* _Activity_: All entries below are to be reproduced exactly.

************

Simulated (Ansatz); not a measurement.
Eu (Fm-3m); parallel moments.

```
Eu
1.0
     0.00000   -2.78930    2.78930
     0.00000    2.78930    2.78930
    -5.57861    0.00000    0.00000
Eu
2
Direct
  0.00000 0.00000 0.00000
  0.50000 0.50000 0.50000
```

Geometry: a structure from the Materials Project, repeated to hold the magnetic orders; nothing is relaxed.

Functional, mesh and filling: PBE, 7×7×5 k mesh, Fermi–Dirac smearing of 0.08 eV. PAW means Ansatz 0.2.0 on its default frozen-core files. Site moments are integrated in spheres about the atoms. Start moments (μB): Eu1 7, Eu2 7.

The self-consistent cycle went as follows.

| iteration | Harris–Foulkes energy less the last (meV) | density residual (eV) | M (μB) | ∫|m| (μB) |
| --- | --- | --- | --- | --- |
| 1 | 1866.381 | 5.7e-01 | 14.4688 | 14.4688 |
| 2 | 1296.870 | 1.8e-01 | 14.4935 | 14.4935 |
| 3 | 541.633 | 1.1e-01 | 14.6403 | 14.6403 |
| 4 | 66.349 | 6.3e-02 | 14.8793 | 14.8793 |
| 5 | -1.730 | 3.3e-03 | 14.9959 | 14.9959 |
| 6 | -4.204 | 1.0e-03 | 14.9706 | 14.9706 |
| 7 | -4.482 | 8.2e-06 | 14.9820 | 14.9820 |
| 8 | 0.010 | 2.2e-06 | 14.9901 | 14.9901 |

************

* _Exercise output_:
Simulated (Ansatz); not a measurement.
Eu (Fm-3m); parallel moments.

```
Eu
1.0
     0.00000   -2.78930    2.78930
     0.00000    2.78930    2.78930
    -5.57861    0.00000    0.00000
Eu
2
Direct
  0.00000 0.00000 0.00000
  0.50000 0.50000 0.50000
```

Geometry: a structure from the Materials Project, repeated to hold the magnetic orders; nothing is relaxed.

Functional, mesh and filling: PBE, 7×7×5 k mesh, Fermi–Dirac smearing of 0.08 eV. PAW means Ansatz 0.2.0 on its default frozen-core files. Site moments are integrated in spheres about the atoms. Start moments (μB): Eu1 7, Eu2 7.

The self-consistent cycle went as follows.

| iteration | Harris–Foulkes energy less the last (meV) | density residual (eV) | M (μB) | ∫|m| (μB) |
| --- | --- | --- | --- | --- |
| 1 | 1866.381 | 5.7e-01 | 14.4688 | 14.4688 |
| 2 | 1296.870 | 1.8e-01 | 14.4935 | 14.4935 |
| 3 | 541.633 | 1.1e-01 | 14.6403 | 14.6403 |
| 4 | 66.349 | 6.3e-02 | 14.8793 | 14.8793 |
| 5 | -1.730 | 3.3e-03 | 14.9959 | 14.9959 |
| 6 | -4.204 | 1.0e-03 | 14.9706 | 14.9706 |
| 7 | -4.482 | 8.2e-06 | 14.9820 | 14.9820 |
| 8 | 0.010 | 2.2e-06 | 14.9901 | 14.9901 |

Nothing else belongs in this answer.